> Work instruction
The span to repeat in the listing below runs from the line containing "0.62 | 0.62 |" to the line containing "1.56 | 5.00 |", inclusive. Repeat it exactly, and only it.

> Records supplied
++++++++

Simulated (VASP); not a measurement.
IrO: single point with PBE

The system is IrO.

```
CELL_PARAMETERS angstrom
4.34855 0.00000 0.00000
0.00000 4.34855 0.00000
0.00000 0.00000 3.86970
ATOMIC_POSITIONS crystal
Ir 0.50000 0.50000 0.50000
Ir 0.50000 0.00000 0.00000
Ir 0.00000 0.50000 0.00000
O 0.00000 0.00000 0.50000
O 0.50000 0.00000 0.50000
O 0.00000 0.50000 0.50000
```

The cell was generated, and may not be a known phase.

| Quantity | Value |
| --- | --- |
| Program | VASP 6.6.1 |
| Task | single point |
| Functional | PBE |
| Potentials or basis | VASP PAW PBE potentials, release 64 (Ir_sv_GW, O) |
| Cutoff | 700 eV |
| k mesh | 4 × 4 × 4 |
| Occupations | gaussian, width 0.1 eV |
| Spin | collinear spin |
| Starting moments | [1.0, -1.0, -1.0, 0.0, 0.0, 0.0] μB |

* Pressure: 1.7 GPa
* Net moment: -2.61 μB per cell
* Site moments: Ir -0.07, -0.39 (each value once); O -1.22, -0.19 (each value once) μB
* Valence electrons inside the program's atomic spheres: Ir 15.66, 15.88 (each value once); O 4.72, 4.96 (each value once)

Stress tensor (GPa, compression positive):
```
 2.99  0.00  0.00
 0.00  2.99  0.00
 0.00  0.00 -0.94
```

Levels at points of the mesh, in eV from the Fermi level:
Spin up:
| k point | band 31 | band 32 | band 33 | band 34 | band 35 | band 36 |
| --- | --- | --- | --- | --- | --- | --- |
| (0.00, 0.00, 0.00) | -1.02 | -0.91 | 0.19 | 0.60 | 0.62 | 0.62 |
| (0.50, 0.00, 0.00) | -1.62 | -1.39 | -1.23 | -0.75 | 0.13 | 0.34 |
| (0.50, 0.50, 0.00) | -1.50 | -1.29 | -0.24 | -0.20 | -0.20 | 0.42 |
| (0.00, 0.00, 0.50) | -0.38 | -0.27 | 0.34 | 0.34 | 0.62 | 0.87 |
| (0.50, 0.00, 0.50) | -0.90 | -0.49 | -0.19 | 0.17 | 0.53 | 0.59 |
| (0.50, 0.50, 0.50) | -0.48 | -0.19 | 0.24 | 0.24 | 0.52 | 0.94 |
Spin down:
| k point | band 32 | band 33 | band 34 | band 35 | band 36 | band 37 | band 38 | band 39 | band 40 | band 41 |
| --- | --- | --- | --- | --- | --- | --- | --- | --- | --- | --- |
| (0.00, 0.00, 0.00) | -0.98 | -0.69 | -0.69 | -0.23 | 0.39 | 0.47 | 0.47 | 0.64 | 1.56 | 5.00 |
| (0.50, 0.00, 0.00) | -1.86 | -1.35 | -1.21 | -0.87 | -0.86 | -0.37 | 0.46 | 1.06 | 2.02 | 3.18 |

++++++++

> Answer area
| (0.00, 0.00, 0.00) | -1.02 | -0.91 | 0.19 | 0.60 | 0.62 | 0.62 |
| (0.50, 0.00, 0.00) | -1.62 | -1.39 | -1.23 | -0.75 | 0.13 | 0.34 |
| (0.50, 0.50, 0.00) | -1.50 | -1.29 | -0.24 | -0.20 | -0.20 | 0.42 |
| (0.00, 0.00, 0.50) | -0.38 | -0.27 | 0.34 | 0.34 | 0.62 | 0.87 |
| (0.50, 0.00, 0.50) | -0.90 | -0.49 | -0.19 | 0.17 | 0.53 | 0.59 |
| (0.50, 0.50, 0.50) | -0.48 | -0.19 | 0.24 | 0.24 | 0.52 | 0.94 |
Spin down:
| k point | band 32 | band 33 | band 34 | band 35 | band 36 | band 37 | band 38 | band 39 | band 40 | band 41 |
| --- | --- | --- | --- | --- | --- | --- | --- | --- | --- | --- |
| (0.00, 0.00, 0.00) | -0.98 | -0.69 | -0.69 | -0.23 | 0.39 | 0.47 | 0.47 | 0.64 | 1.56 | 5.00 |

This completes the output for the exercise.